━━━ ENTRIES PROVIDED ━━━
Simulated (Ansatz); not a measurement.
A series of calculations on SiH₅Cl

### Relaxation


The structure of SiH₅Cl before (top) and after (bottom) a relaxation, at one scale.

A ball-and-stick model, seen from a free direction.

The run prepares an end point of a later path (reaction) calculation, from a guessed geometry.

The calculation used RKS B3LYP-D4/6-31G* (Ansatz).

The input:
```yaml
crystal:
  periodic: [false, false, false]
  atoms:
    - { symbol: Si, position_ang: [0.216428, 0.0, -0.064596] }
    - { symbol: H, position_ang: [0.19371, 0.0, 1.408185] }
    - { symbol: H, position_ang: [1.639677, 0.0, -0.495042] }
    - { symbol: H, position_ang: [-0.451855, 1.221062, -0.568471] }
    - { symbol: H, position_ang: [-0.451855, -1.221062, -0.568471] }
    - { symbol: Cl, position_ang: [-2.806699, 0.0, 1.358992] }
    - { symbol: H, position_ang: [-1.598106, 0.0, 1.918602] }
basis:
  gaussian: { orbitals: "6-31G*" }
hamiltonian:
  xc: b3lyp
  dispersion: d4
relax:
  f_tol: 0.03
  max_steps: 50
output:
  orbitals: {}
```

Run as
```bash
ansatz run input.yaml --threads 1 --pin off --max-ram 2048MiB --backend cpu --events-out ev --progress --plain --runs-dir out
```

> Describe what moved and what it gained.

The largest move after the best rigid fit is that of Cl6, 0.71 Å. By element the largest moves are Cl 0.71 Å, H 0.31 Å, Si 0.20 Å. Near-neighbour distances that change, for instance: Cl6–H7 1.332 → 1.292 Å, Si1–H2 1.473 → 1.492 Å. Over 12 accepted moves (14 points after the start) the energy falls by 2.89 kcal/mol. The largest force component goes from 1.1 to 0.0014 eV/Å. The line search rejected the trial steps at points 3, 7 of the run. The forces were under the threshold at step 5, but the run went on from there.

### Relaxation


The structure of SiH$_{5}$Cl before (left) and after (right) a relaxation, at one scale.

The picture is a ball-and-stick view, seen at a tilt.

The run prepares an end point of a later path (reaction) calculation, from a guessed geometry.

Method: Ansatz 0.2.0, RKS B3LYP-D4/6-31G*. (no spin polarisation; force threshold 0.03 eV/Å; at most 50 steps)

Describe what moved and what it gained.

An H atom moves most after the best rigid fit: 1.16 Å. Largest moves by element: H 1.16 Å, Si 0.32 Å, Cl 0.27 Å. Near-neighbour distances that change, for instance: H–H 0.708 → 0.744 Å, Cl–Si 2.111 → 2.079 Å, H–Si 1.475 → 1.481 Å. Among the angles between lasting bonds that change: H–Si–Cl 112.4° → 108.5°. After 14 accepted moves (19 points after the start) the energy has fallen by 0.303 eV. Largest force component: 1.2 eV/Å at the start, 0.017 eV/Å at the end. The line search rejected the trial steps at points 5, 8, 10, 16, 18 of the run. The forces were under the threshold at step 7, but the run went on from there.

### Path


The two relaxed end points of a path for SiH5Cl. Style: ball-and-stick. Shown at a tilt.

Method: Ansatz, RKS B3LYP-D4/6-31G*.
━━━

> [WORK ORDER] From the records above, print only the lines between the one holding "A series of calculations on SiH₅Cl" and the one holding "The picture is", inclusive, exactly as they stand.

> [YOUR SOLUTION]
A series of calculations on SiH₅Cl

### Relaxation


The structure of SiH₅Cl before (top) and after (bottom) a relaxation, at one scale.

A ball-and-stick model, seen from a free direction.

The run prepares an end point of a later path (reaction) calculation, from a guessed geometry.

The calculation used RKS B3LYP-D4/6-31G* (Ansatz).

The input:
```yaml
crystal:
  periodic: [false, false, false]
  atoms:
    - { symbol: Si, position_ang: [0.216428, 0.0, -0.064596] }
    - { symbol: H, position_ang: [0.19371, 0.0, 1.408185] }
    - { symbol: H, position_ang: [1.639677, 0.0, -0.495042] }
    - { symbol: H, position_ang: [-0.451855, 1.221062, -0.568471] }
    - { symbol: H, position_ang: [-0.451855, -1.221062, -0.568471] }
    - { symbol: Cl, position_ang: [-2.806699, 0.0, 1.358992] }
    - { symbol: H, position_ang: [-1.598106, 0.0, 1.918602] }
basis:
  gaussian: { orbitals: "6-31G*" }
hamiltonian:
  xc: b3lyp
  dispersion: d4
relax:
  f_tol: 0.03
  max_steps: 50
output:
  orbitals: {}
```

Run as
```bash
ansatz run input.yaml --threads 1 --pin off --max-ram 2048MiB --backend cpu --events-out ev --progress --plain --runs-dir out
```

> Describe what moved and what it gained.

The largest move after the best rigid fit is that of Cl6, 0.71 Å. By element the largest moves are Cl 0.71 Å, H 0.31 Å, Si 0.20 Å. Near-neighbour distances that change, for instance: Cl6–H7 1.332 → 1.292 Å, Si1–H2 1.473 → 1.492 Å. Over 12 accepted moves (14 points after the start) the energy falls by 2.89 kcal/mol. The largest force component goes from 1.1 to 0.0014 eV/Å. The line search rejected the trial steps at points 3, 7 of the run. The forces were under the threshold at step 5, but the run went on from there.

### Relaxation


The structure of SiH$_{5}$Cl before (left) and after (right) a relaxation, at one scale.

The picture is a ball-and-stick view, seen at a tilt.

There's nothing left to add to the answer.